* [Work request]
The listing has to be given again in full and exactly.

______

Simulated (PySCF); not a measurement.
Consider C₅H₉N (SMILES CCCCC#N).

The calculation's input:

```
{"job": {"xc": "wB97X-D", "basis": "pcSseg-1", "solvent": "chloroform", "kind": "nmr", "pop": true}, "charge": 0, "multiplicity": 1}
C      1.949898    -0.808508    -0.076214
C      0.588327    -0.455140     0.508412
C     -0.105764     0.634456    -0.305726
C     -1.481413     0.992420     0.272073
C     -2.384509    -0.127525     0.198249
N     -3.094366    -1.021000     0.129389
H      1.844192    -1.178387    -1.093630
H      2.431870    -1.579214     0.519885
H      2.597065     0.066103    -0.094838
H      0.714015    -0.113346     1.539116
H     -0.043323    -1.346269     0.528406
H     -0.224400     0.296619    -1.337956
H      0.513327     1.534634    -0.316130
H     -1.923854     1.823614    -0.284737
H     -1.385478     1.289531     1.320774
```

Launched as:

______

* [Response area]
Simulated (PySCF); not a measurement.
Consider C₅H₉N (SMILES CCCCC#N).

The calculation's input:

```
{"job": {"xc": "wB97X-D", "basis": "pcSseg-1", "solvent": "chloroform", "kind": "nmr", "pop": true}, "charge": 0, "multiplicity": 1}
C      1.949898    -0.808508    -0.076214
C      0.588327    -0.455140     0.508412
C     -0.105764     0.634456    -0.305726
C     -1.481413     0.992420     0.272073
C     -2.384509    -0.127525     0.198249
N     -3.094366    -1.021000     0.129389
H      1.844192    -1.178387    -1.093630
H      2.431870    -1.579214     0.519885
H      2.597065     0.066103    -0.094838
H      0.714015    -0.113346     1.539116
H     -0.043323    -1.346269     0.528406
H     -0.224400     0.296619    -1.337956
H      0.513327     1.534634    -0.316130
H     -1.923854     1.823614    -0.284737
H     -1.385478     1.289531     1.320774
```

Launched as:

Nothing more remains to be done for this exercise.